### Work request
Please output, without any change, the lines of the material below from the very first through the one with "64 (Bi_d, Te).".

### Information shown
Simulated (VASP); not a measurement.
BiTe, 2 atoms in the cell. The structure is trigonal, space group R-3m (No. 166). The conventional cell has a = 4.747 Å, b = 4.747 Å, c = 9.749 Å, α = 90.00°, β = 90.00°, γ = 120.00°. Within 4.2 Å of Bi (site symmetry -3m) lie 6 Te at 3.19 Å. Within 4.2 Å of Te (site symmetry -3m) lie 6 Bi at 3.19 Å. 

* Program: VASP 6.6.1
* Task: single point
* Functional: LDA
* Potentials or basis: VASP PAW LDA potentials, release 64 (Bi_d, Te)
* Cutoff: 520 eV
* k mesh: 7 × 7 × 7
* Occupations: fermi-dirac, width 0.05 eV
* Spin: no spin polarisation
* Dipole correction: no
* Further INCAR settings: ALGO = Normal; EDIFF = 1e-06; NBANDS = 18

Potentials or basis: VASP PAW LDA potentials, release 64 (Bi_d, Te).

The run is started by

### Task result
Simulated (VASP); not a measurement.
BiTe, 2 atoms in the cell. The structure is trigonal, space group R-3m (No. 166). The conventional cell has a = 4.747 Å, b = 4.747 Å, c = 9.749 Å, α = 90.00°, β = 90.00°, γ = 120.00°. Within 4.2 Å of Bi (site symmetry -3m) lie 6 Te at 3.19 Å. Within 4.2 Å of Te (site symmetry -3m) lie 6 Bi at 3.19 Å. 

* Program: VASP 6.6.1
* Task: single point
* Functional: LDA
* Potentials or basis: VASP PAW LDA potentials, release 64 (Bi_d, Te)
* Cutoff: 520 eV
* k mesh: 7 × 7 × 7
* Occupations: fermi-dirac, width 0.05 eV
* Spin: no spin polarisation
* Dipole correction: no
* Further INCAR settings: ALGO = Normal; EDIFF = 1e-06; NBANDS = 18

Potentials or basis: VASP PAW LDA potentials, release 64 (Bi_d, Te).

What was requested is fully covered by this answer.